§ **Work request**
For this exercise, repeat the listing below from its first line through the line containing "All runs below", exactly as written.

§ **Material supplied**
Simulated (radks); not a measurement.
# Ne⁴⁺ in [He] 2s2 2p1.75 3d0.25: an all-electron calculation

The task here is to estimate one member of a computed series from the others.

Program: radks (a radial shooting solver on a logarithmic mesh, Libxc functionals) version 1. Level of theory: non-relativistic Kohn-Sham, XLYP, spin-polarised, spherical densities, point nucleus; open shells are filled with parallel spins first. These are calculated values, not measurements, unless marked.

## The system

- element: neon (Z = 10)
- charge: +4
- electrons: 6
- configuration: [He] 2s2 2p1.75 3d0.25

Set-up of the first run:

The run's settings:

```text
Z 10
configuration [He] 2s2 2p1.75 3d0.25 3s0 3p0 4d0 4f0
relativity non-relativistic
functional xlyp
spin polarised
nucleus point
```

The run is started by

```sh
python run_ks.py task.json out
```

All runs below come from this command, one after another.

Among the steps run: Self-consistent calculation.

§ **Solution**
Simulated (radks); not a measurement.
# Ne⁴⁺ in [He] 2s2 2p1.75 3d0.25: an all-electron calculation

The task here is to estimate one member of a computed series from the others.

Program: radks (a radial shooting solver on a logarithmic mesh, Libxc functionals) version 1. Level of theory: non-relativistic Kohn-Sham, XLYP, spin-polarised, spherical densities, point nucleus; open shells are filled with parallel spins first. These are calculated values, not measurements, unless marked.

## The system

- element: neon (Z = 10)
- charge: +4
- electrons: 6
- configuration: [He] 2s2 2p1.75 3d0.25

Set-up of the first run:

The run's settings:

```text
Z 10
configuration [He] 2s2 2p1.75 3d0.25 3s0 3p0 4d0 4f0
relativity non-relativistic
functional xlyp
spin polarised
nucleus point
```

The run is started by

```sh
python run_ks.py task.json out
```

All runs below come from this command, one after another.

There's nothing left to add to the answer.